**Requirement:**
Taking the entries below from the top, restate each line exactly and end with the line containing "a periodic image.".

**Data for review:**
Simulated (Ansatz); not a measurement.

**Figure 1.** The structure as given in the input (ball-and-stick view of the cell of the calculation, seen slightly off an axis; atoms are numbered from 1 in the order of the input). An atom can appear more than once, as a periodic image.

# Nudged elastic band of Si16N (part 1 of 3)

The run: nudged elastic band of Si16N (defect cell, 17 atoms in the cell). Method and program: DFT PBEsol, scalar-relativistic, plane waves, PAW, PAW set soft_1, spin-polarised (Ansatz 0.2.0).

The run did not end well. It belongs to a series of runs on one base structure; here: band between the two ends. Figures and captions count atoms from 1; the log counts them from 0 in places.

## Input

**Reply:**
Simulated (Ansatz); not a measurement.

**Figure 1.** The structure as given in the input (ball-and-stick view of the cell of the calculation, seen slightly off an axis; atoms are numbered from 1 in the order of the input). An atom can appear more than once, as a periodic image.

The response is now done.